---------------
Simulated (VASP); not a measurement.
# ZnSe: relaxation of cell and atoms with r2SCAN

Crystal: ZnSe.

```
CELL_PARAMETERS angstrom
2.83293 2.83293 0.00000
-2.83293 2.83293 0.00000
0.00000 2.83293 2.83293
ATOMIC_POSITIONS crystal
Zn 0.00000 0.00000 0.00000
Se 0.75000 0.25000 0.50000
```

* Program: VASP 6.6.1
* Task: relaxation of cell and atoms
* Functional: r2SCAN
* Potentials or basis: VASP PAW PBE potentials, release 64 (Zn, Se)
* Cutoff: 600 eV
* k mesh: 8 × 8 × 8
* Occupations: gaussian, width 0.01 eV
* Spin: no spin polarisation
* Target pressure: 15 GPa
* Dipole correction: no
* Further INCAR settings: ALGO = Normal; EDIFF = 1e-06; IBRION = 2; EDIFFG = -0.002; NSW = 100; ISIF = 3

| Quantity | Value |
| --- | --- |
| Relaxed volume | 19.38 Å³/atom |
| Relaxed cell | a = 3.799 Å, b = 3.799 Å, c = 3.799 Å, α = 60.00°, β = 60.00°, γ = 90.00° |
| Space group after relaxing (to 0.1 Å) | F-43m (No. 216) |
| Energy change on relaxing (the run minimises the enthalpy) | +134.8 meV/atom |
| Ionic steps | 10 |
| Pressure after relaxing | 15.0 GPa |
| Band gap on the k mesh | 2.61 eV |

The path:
---------------

Nothing in the data may be omitted; transcribe it exactly.

Simulated (VASP); not a measurement.
# ZnSe: relaxation of cell and atoms with r2SCAN

Crystal: ZnSe.

```
CELL_PARAMETERS angstrom
2.83293 2.83293 0.00000
-2.83293 2.83293 0.00000
0.00000 2.83293 2.83293
ATOMIC_POSITIONS crystal
Zn 0.00000 0.00000 0.00000
Se 0.75000 0.25000 0.50000
```

* Program: VASP 6.6.1
* Task: relaxation of cell and atoms
* Functional: r2SCAN
* Potentials or basis: VASP PAW PBE potentials, release 64 (Zn, Se)
* Cutoff: 600 eV
* k mesh: 8 × 8 × 8
* Occupations: gaussian, width 0.01 eV
* Spin: no spin polarisation
* Target pressure: 15 GPa
* Dipole correction: no
* Further INCAR settings: ALGO = Normal; EDIFF = 1e-06; IBRION = 2; EDIFFG = -0.002; NSW = 100; ISIF = 3

| Quantity | Value |
| --- | --- |
| Relaxed volume | 19.38 Å³/atom |
| Relaxed cell | a = 3.799 Å, b = 3.799 Å, c = 3.799 Å, α = 60.00°, β = 60.00°, γ = 90.00° |
| Space group after relaxing (to 0.1 Å) | F-43m (No. 216) |
| Energy change on relaxing (the run minimises the enthalpy) | +134.8 meV/atom |
| Ionic steps | 10 |
| Pressure after relaxing | 15.0 GPa |
| Band gap on the k mesh | 2.61 eV |

The path:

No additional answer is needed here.